● ● ●

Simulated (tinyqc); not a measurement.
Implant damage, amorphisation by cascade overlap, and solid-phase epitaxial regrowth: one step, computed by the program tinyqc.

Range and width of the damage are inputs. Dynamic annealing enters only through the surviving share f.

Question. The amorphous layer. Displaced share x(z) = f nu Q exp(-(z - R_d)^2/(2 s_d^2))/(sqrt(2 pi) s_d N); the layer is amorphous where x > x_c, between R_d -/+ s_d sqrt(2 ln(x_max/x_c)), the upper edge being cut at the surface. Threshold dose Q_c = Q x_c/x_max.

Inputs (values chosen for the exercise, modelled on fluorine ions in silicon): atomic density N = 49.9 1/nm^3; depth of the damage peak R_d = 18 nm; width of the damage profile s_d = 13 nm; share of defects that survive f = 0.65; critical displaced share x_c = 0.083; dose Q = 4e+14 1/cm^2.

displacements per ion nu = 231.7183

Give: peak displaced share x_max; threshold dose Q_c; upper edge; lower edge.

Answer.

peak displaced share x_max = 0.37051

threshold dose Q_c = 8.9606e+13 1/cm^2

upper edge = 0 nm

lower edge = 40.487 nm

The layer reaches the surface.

● ● ●

▸ **Brief**:
Reproduce the records above exactly, from the first line to the line that holds "lower edge = 40.487 nm", inclusive, and omit everything after it.

▸ **Expected answer**:
Simulated (tinyqc); not a measurement.
Implant damage, amorphisation by cascade overlap, and solid-phase epitaxial regrowth: one step, computed by the program tinyqc.

Range and width of the damage are inputs. Dynamic annealing enters only through the surviving share f.

Question. The amorphous layer. Displaced share x(z) = f nu Q exp(-(z - R_d)^2/(2 s_d^2))/(sqrt(2 pi) s_d N); the layer is amorphous where x > x_c, between R_d -/+ s_d sqrt(2 ln(x_max/x_c)), the upper edge being cut at the surface. Threshold dose Q_c = Q x_c/x_max.

Inputs (values chosen for the exercise, modelled on fluorine ions in silicon): atomic density N = 49.9 1/nm^3; depth of the damage peak R_d = 18 nm; width of the damage profile s_d = 13 nm; share of defects that survive f = 0.65; critical displaced share x_c = 0.083; dose Q = 4e+14 1/cm^2.

displacements per ion nu = 231.7183

Give: peak displaced share x_max; threshold dose Q_c; upper edge; lower edge.

Answer.

peak displaced share x_max = 0.37051

threshold dose Q_c = 8.9606e+13 1/cm^2

upper edge = 0 nm

lower edge = 40.487 nm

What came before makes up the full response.